Segment Start: DATA LISTING
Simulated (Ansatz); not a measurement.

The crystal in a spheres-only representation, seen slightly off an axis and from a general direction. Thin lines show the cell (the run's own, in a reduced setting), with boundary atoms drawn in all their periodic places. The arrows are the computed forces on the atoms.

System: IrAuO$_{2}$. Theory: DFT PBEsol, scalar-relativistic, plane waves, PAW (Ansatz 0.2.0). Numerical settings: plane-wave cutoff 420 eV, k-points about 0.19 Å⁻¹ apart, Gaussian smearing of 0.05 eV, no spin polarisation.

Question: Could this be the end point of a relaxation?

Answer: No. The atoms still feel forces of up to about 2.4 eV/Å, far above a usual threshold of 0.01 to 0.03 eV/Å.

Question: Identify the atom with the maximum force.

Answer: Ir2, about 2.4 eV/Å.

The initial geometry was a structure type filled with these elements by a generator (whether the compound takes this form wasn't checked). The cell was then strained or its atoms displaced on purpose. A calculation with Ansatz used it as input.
Segment End: DATA LISTING

Give again exactly, and only, the lines above starting at the one with "Question: Identify the" and ending at the one with "Answer: Ir2, about 2.4 eV/Å.".

_ANSWER SPACE_:
Question: Identify the atom with the maximum force.

Answer: Ir2, about 2.4 eV/Å.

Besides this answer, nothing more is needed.